Available data:
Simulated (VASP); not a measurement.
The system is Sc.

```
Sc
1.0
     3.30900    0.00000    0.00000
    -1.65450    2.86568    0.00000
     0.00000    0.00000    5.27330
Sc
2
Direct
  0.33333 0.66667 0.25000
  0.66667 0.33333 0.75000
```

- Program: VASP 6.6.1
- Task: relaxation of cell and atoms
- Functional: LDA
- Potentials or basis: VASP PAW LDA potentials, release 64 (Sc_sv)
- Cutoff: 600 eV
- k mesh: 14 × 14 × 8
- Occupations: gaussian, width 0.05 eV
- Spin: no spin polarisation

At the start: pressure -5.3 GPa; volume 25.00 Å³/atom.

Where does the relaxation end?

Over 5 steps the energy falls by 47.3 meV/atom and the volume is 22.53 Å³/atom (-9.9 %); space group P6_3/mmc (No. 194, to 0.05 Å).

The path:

Work instruction: Without skipping a line, print the listing once more exactly.

Written solution:
Simulated (VASP); not a measurement.
The system is Sc.

```
Sc
1.0
     3.30900    0.00000    0.00000
    -1.65450    2.86568    0.00000
     0.00000    0.00000    5.27330
Sc
2
Direct
  0.33333 0.66667 0.25000
  0.66667 0.33333 0.75000
```

- Program: VASP 6.6.1
- Task: relaxation of cell and atoms
- Functional: LDA
- Potentials or basis: VASP PAW LDA potentials, release 64 (Sc_sv)
- Cutoff: 600 eV
- k mesh: 14 × 14 × 8
- Occupations: gaussian, width 0.05 eV
- Spin: no spin polarisation

At the start: pressure -5.3 GPa; volume 25.00 Å³/atom.

Where does the relaxation end?

Over 5 steps the energy falls by 47.3 meV/atom and the volume is 22.53 Å³/atom (-9.9 %); space group P6_3/mmc (No. 194, to 0.05 Å).

The path:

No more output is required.